▸ Work item
For each record below, write an exact copy.

START Entries provided

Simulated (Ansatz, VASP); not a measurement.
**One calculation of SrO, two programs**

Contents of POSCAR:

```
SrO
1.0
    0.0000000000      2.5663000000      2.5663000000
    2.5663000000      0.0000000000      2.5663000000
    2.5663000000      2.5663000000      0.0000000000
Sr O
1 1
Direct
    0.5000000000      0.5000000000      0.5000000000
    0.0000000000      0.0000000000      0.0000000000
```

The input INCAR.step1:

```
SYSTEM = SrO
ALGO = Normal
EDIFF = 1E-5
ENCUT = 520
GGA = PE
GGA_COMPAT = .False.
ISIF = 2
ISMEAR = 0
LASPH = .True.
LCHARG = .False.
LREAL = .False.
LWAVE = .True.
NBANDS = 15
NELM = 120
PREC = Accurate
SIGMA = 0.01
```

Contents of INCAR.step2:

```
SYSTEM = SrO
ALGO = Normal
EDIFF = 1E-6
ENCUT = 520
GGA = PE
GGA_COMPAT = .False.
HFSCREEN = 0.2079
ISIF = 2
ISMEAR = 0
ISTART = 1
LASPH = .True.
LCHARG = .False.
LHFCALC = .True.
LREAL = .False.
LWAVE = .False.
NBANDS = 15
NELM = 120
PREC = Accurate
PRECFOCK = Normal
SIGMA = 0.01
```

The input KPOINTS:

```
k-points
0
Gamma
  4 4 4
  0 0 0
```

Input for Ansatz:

END Entries provided

▸ Answer section
Simulated (Ansatz, VASP); not a measurement.
**One calculation of SrO, two programs**

Contents of POSCAR:

```
SrO
1.0
    0.0000000000      2.5663000000      2.5663000000
    2.5663000000      0.0000000000      2.5663000000
    2.5663000000      2.5663000000      0.0000000000
Sr O
1 1
Direct
    0.5000000000      0.5000000000      0.5000000000
    0.0000000000      0.0000000000      0.0000000000
```

The input INCAR.step1:

```
SYSTEM = SrO
ALGO = Normal
EDIFF = 1E-5
ENCUT = 520
GGA = PE
GGA_COMPAT = .False.
ISIF = 2
ISMEAR = 0
LASPH = .True.
LCHARG = .False.
LREAL = .False.
LWAVE = .True.
NBANDS = 15
NELM = 120
PREC = Accurate
SIGMA = 0.01
```

Contents of INCAR.step2:

```
SYSTEM = SrO
ALGO = Normal
EDIFF = 1E-6
ENCUT = 520
GGA = PE
GGA_COMPAT = .False.
HFSCREEN = 0.2079
ISIF = 2
ISMEAR = 0
ISTART = 1
LASPH = .True.
LCHARG = .False.
LHFCALC = .True.
LREAL = .False.
LWAVE = .False.
NBANDS = 15
NELM = 120
PREC = Accurate
PRECFOCK = Normal
SIGMA = 0.01
```

The input KPOINTS:

```
k-points
0
Gamma
  4 4 4
  0 0 0
```

Input for Ansatz:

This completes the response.